Copy every record below exactly as it appears.

**** Given data ****
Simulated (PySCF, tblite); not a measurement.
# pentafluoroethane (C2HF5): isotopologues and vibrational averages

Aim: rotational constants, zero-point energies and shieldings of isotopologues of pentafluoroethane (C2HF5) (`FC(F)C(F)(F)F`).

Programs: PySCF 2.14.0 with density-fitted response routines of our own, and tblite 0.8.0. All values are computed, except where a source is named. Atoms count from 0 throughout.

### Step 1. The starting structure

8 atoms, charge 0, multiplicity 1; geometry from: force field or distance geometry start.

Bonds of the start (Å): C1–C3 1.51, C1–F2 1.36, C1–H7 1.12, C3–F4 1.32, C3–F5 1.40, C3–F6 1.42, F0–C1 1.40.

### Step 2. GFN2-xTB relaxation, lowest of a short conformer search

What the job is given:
****

*Task output*
Simulated (PySCF, tblite); not a measurement.
# pentafluoroethane (C2HF5): isotopologues and vibrational averages

Aim: rotational constants, zero-point energies and shieldings of isotopologues of pentafluoroethane (C2HF5) (`FC(F)C(F)(F)F`).

Programs: PySCF 2.14.0 with density-fitted response routines of our own, and tblite 0.8.0. All values are computed, except where a source is named. Atoms count from 0 throughout.

### Step 1. The starting structure

8 atoms, charge 0, multiplicity 1; geometry from: force field or distance geometry start.

Bonds of the start (Å): C1–C3 1.51, C1–F2 1.36, C1–H7 1.12, C3–F4 1.32, C3–F5 1.40, C3–F6 1.42, F0–C1 1.40.

### Step 2. GFN2-xTB relaxation, lowest of a short conformer search

What the job is given:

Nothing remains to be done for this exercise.